### Dataset entries
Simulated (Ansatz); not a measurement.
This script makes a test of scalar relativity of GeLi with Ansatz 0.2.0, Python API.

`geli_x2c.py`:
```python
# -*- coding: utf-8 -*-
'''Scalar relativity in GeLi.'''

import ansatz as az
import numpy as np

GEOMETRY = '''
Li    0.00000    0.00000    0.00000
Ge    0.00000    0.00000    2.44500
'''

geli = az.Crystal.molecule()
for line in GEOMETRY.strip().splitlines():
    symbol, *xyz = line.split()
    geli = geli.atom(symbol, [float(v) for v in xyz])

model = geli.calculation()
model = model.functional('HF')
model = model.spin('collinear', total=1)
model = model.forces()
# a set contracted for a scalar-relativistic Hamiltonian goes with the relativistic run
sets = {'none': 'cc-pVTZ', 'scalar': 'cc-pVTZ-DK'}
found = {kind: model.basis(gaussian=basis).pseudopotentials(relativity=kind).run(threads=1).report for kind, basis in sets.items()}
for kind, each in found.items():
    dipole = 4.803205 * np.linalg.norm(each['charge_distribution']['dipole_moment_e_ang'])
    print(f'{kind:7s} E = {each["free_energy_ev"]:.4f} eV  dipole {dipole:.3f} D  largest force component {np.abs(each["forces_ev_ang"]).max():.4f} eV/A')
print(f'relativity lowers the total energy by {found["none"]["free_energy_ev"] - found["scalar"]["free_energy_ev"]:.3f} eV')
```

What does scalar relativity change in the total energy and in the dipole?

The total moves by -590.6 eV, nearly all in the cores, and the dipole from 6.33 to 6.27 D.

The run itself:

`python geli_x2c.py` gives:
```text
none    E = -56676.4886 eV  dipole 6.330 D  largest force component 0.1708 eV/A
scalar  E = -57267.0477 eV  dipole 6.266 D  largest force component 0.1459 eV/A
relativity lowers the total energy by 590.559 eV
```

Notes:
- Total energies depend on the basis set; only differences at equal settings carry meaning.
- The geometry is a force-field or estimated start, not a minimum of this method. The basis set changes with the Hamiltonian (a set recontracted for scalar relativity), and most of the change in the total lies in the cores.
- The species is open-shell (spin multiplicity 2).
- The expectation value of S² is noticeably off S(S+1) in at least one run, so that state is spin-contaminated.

### Work instruction
The lines above starting at the one that contains "- The geometry" and ending at the one that contains "- The species" must be transcribed exactly, and no other lines may appear.

### Exercise result
- The geometry is a force-field or estimated start, not a minimum of this method. The basis set changes with the Hamiltonian (a set recontracted for scalar relativity), and most of the change in the total lies in the cores.
- The species is open-shell (spin multiplicity 2).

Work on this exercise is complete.